---------- ENTRIES SUPPLIED ----------

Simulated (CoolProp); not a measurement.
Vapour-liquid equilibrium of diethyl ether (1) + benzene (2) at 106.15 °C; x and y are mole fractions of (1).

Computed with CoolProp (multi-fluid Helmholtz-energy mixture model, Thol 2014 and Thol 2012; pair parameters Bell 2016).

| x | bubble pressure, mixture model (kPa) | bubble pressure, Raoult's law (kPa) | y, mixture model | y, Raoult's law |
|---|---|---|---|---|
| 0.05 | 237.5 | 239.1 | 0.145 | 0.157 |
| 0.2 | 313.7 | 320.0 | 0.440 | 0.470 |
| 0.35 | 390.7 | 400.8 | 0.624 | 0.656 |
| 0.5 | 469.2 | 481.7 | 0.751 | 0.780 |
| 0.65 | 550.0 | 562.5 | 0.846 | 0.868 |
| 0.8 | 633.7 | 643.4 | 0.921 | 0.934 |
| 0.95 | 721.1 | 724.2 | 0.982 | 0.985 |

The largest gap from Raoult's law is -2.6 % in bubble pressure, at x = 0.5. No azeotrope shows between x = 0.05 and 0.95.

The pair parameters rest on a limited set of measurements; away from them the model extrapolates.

----------

> _WORK ORDER_
With the line containing "0.440 | 0.470 |" as the last one, please set down exactly the lines of the records above from their very first line, and nothing more.

> _RESULT_
Simulated (CoolProp); not a measurement.
Vapour-liquid equilibrium of diethyl ether (1) + benzene (2) at 106.15 °C; x and y are mole fractions of (1).

Computed with CoolProp (multi-fluid Helmholtz-energy mixture model, Thol 2014 and Thol 2012; pair parameters Bell 2016).

| x | bubble pressure, mixture model (kPa) | bubble pressure, Raoult's law (kPa) | y, mixture model | y, Raoult's law |
|---|---|---|---|---|
| 0.05 | 237.5 | 239.1 | 0.145 | 0.157 |
| 0.2 | 313.7 | 320.0 | 0.440 | 0.470 |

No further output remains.